#### [Records supplied]
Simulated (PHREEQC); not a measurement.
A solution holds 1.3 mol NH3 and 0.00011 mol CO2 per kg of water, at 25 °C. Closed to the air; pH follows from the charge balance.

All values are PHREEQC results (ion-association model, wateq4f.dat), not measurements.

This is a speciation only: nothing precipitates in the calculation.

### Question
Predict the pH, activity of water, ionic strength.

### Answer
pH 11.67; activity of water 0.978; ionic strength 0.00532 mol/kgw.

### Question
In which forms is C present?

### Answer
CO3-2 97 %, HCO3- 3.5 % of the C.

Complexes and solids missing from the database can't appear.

#### [Task item]
The lines to retype, exactly and only, run from the first line of the material through the line with "In which forms is C present?".

#### [Exercise result]
Simulated (PHREEQC); not a measurement.
A solution holds 1.3 mol NH3 and 0.00011 mol CO2 per kg of water, at 25 °C. Closed to the air; pH follows from the charge balance.

All values are PHREEQC results (ion-association model, wateq4f.dat), not measurements.

This is a speciation only: nothing precipitates in the calculation.

### Question
Predict the pH, activity of water, ionic strength.

### Answer
pH 11.67; activity of water 0.978; ionic strength 0.00532 mol/kgw.

### Question
In which forms is C present?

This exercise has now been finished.